— Dataset entries —
-*-

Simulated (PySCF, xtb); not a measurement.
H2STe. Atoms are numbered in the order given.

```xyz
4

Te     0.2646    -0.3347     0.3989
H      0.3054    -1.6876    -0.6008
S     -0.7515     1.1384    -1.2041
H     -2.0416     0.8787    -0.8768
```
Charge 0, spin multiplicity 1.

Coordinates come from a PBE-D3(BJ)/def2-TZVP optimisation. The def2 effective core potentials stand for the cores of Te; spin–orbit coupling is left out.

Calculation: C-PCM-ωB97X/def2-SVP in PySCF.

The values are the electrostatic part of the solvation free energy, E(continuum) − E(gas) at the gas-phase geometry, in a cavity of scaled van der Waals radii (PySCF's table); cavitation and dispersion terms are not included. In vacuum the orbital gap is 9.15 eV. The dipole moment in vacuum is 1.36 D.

-*-

— Required action —
What you return must match the data word for word.

— Written reply —
Simulated (PySCF, xtb); not a measurement.
H2STe. Atoms are numbered in the order given.

```xyz
4

Te     0.2646    -0.3347     0.3989
H      0.3054    -1.6876    -0.6008
S     -0.7515     1.1384    -1.2041
H     -2.0416     0.8787    -0.8768
```
Charge 0, spin multiplicity 1.

Coordinates come from a PBE-D3(BJ)/def2-TZVP optimisation. The def2 effective core potentials stand for the cores of Te; spin–orbit coupling is left out.

Calculation: C-PCM-ωB97X/def2-SVP in PySCF.

The values are the electrostatic part of the solvation free energy, E(continuum) − E(gas) at the gas-phase geometry, in a cavity of scaled van der Waals radii (PySCF's table); cavitation and dispersion terms are not included. In vacuum the orbital gap is 9.15 eV. The dipole moment in vacuum is 1.36 D.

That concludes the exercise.